**Task item**
Each line from the first down to the one containing "Answer: D. Its" should be returned exactly as it appears below.

**Extracted material**
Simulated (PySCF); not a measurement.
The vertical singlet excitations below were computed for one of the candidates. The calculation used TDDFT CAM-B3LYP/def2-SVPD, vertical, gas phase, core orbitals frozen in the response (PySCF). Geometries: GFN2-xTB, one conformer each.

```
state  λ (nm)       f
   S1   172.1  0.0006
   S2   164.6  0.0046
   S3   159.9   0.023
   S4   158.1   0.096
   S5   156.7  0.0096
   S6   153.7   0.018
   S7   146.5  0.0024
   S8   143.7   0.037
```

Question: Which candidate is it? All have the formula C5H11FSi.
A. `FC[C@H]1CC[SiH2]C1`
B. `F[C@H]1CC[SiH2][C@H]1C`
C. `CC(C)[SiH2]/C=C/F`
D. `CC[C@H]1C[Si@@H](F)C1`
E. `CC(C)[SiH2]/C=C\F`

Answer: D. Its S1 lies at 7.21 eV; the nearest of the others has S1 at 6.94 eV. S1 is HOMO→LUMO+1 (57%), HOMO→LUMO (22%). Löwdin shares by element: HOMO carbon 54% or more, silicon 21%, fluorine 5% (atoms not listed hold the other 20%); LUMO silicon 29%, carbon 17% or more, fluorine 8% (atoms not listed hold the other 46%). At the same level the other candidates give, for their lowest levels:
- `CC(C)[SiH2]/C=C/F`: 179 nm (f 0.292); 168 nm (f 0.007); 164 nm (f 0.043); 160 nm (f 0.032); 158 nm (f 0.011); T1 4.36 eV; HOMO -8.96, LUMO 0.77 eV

**Your solution**
Simulated (PySCF); not a measurement.
The vertical singlet excitations below were computed for one of the candidates. The calculation used TDDFT CAM-B3LYP/def2-SVPD, vertical, gas phase, core orbitals frozen in the response (PySCF). Geometries: GFN2-xTB, one conformer each.

```
state  λ (nm)       f
   S1   172.1  0.0006
   S2   164.6  0.0046
   S3   159.9   0.023
   S4   158.1   0.096
   S5   156.7  0.0096
   S6   153.7   0.018
   S7   146.5  0.0024
   S8   143.7   0.037
```

Question: Which candidate is it? All have the formula C5H11FSi.
A. `FC[C@H]1CC[SiH2]C1`
B. `F[C@H]1CC[SiH2][C@H]1C`
C. `CC(C)[SiH2]/C=C/F`
D. `CC[C@H]1C[Si@@H](F)C1`
E. `CC(C)[SiH2]/C=C\F`

Answer: D. Its S1 lies at 7.21 eV; the nearest of the others has S1 at 6.94 eV. S1 is HOMO→LUMO+1 (57%), HOMO→LUMO (22%). Löwdin shares by element: HOMO carbon 54% or more, silicon 21%, fluorine 5% (atoms not listed hold the other 20%); LUMO silicon 29%, carbon 17% or more, fluorine 8% (atoms not listed hold the other 46%). At the same level the other candidates give, for their lowest levels:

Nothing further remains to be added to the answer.